In the entries that follow, the line with "cell | 28 | 52 |" opens the range and the line with "Task: What did" closes it; repeat that range exactly, both lines included.

____________________
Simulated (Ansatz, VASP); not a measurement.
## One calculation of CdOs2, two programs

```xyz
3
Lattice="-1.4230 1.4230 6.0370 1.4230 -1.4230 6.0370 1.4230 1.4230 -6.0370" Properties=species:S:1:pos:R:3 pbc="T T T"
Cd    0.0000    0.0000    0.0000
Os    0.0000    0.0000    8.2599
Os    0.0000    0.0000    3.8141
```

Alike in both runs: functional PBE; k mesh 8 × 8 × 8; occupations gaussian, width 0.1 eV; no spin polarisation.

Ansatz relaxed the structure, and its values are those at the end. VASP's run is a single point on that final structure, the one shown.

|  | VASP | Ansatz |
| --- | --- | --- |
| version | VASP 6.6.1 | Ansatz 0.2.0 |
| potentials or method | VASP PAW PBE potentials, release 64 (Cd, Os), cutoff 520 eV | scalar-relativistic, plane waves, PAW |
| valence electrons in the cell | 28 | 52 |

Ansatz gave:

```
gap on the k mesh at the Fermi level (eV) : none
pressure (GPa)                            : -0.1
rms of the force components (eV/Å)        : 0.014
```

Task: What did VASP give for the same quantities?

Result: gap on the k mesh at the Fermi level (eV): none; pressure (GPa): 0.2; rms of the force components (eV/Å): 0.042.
____________________

• _RESPONSE BOX_:
| valence electrons in the cell | 28 | 52 |

Ansatz gave:

```
gap on the k mesh at the Fermi level (eV) : none
pressure (GPa)                            : -0.1
rms of the force components (eV/Å)        : 0.014
```

Task: What did VASP give for the same quantities?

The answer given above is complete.